START DATA EXCERPTS
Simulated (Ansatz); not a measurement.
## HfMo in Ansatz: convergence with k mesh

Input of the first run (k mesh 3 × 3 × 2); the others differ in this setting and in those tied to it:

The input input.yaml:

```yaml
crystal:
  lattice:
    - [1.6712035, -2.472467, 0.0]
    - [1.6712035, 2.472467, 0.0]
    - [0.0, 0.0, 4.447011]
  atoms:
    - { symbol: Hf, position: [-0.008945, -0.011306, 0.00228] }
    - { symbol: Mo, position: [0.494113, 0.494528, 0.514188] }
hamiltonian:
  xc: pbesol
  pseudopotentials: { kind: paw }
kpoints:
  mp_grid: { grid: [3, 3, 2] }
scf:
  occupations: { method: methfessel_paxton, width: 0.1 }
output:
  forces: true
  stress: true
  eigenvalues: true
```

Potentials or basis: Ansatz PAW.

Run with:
END DATA EXCERPTS

- **WORK ITEM**: Everything from the line with "Input of the" through the line with "Potentials or basis: Ansatz PAW." should be written out exactly as it appears above, end lines included, and nothing outside that range.

- **REPLY**:
Input of the first run (k mesh 3 × 3 × 2); the others differ in this setting and in those tied to it:

The input input.yaml:

```yaml
crystal:
  lattice:
    - [1.6712035, -2.472467, 0.0]
    - [1.6712035, 2.472467, 0.0]
    - [0.0, 0.0, 4.447011]
  atoms:
    - { symbol: Hf, position: [-0.008945, -0.011306, 0.00228] }
    - { symbol: Mo, position: [0.494113, 0.494528, 0.514188] }
hamiltonian:
  xc: pbesol
  pseudopotentials: { kind: paw }
kpoints:
  mp_grid: { grid: [3, 3, 2] }
scf:
  occupations: { method: methfessel_paxton, width: 0.1 }
output:
  forces: true
  stress: true
  eigenvalues: true
```

Potentials or basis: Ansatz PAW.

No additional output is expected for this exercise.